START Data under study

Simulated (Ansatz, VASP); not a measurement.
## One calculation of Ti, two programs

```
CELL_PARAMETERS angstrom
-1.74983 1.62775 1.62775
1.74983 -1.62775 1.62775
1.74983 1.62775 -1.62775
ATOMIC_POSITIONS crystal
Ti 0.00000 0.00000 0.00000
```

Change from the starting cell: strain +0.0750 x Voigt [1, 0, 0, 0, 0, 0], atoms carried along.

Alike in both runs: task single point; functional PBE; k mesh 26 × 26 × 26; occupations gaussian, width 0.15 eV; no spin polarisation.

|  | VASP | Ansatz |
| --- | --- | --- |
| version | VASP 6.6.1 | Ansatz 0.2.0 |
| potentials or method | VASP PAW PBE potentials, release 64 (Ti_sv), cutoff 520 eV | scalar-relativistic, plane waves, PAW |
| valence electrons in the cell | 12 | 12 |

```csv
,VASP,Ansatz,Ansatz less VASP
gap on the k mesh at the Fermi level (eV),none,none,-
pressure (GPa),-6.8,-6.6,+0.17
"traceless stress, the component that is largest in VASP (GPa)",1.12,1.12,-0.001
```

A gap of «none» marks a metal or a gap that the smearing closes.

END Data under study

> Required action:
Your job is to print all of the material again, word for word.

> Written reply:
Simulated (Ansatz, VASP); not a measurement.
## One calculation of Ti, two programs

```
CELL_PARAMETERS angstrom
-1.74983 1.62775 1.62775
1.74983 -1.62775 1.62775
1.74983 1.62775 -1.62775
ATOMIC_POSITIONS crystal
Ti 0.00000 0.00000 0.00000
```

Change from the starting cell: strain +0.0750 x Voigt [1, 0, 0, 0, 0, 0], atoms carried along.

Alike in both runs: task single point; functional PBE; k mesh 26 × 26 × 26; occupations gaussian, width 0.15 eV; no spin polarisation.

|  | VASP | Ansatz |
| --- | --- | --- |
| version | VASP 6.6.1 | Ansatz 0.2.0 |
| potentials or method | VASP PAW PBE potentials, release 64 (Ti_sv), cutoff 520 eV | scalar-relativistic, plane waves, PAW |
| valence electrons in the cell | 12 | 12 |

```csv
,VASP,Ansatz,Ansatz less VASP
gap on the k mesh at the Fermi level (eV),none,none,-
pressure (GPa),-6.8,-6.6,+0.17
"traceless stress, the component that is largest in VASP (GPa)",1.12,1.12,-0.001
```

A gap of «none» marks a metal or a gap that the smearing closes.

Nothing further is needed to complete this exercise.